• **Assignment**:
Output exactly, with nothing added, the entries from the first line through the line with "Cantera equilibrium calculation".

BEGIN

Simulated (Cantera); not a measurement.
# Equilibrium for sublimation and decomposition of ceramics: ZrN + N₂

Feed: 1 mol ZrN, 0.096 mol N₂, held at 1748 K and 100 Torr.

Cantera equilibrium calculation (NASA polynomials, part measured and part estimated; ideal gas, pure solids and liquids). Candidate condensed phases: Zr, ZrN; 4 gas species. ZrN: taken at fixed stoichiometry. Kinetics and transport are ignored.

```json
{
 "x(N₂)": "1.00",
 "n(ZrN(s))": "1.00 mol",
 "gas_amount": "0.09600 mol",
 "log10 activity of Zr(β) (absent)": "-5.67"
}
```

END

• **Your solution**:
Simulated (Cantera); not a measurement.
# Equilibrium for sublimation and decomposition of ceramics: ZrN + N₂

Feed: 1 mol ZrN, 0.096 mol N₂, held at 1748 K and 100 Torr.

Cantera equilibrium calculation (NASA polynomials, part measured and part estimated; ideal gas, pure solids and liquids). Candidate condensed phases: Zr, ZrN; 4 gas species. ZrN: taken at fixed stoichiometry. Kinetics and transport are ignored.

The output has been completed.